- [SUPPLIED DATA]
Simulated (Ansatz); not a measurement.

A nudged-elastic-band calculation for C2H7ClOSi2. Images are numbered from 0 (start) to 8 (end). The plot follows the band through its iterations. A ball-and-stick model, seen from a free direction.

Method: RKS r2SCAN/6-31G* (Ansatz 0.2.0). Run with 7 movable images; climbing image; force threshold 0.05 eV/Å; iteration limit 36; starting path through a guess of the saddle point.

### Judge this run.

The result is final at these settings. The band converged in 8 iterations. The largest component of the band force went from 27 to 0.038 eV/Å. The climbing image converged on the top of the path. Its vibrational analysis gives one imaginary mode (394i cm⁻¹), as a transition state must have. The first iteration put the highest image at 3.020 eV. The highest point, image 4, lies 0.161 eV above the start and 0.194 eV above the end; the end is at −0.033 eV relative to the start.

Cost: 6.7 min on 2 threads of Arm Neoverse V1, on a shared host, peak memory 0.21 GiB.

- [TASK ITEM]
Copy out the listing above, line by line and exactly, from its first line to the line holding "### Judge this run.", inclusive.

- [TASK ANSWER]
Simulated (Ansatz); not a measurement.

A nudged-elastic-band calculation for C2H7ClOSi2. Images are numbered from 0 (start) to 8 (end). The plot follows the band through its iterations. A ball-and-stick model, seen from a free direction.

Method: RKS r2SCAN/6-31G* (Ansatz 0.2.0). Run with 7 movable images; climbing image; force threshold 0.05 eV/Å; iteration limit 36; starting path through a guess of the saddle point.

### Judge this run.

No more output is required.